Requirement
Render every entry exactly as it appears.

---------------
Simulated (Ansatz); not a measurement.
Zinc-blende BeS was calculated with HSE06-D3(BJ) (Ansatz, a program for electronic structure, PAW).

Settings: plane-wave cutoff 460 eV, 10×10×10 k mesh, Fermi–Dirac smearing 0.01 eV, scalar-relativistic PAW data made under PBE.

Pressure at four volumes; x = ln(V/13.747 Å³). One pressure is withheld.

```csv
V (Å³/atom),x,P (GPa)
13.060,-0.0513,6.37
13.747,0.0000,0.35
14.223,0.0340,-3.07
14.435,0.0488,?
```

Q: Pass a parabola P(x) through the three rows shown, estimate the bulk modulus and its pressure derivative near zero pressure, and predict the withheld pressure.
---------------

Task response
Simulated (Ansatz); not a measurement.
Zinc-blende BeS was calculated with HSE06-D3(BJ) (Ansatz, a program for electronic structure, PAW).

Settings: plane-wave cutoff 460 eV, 10×10×10 k mesh, Fermi–Dirac smearing 0.01 eV, scalar-relativistic PAW data made under PBE.

Pressure at four volumes; x = ln(V/13.747 Å³). One pressure is withheld.

```csv
V (Å³/atom),x,P (GPa)
13.060,-0.0513,6.37
13.747,0.0000,0.35
14.223,0.0340,-3.07
14.435,0.0488,?
```

Q: Pass a parabola P(x) through the three rows shown, estimate the bulk modulus and its pressure derivative near zero pressure, and predict the withheld pressure.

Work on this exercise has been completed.